Work instruction: Reproduce the entire listing below exactly.

[[ Data section open ]]

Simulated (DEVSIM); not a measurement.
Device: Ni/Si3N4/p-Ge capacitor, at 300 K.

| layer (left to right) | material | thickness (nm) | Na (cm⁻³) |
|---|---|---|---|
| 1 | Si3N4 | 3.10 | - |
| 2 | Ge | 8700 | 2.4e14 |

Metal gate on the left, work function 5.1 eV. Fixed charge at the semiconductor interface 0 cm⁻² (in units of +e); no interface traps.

[[ Data section closed ]]

Written solution:
Simulated (DEVSIM); not a measurement.
Device: Ni/Si3N4/p-Ge capacitor, at 300 K.

| layer (left to right) | material | thickness (nm) | Na (cm⁻³) |
|---|---|---|---|
| 1 | Si3N4 | 3.10 | - |
| 2 | Ge | 8700 | 2.4e14 |

Metal gate on the left, work function 5.1 eV. Fixed charge at the semiconductor interface 0 cm⁻² (in units of +e); no interface traps.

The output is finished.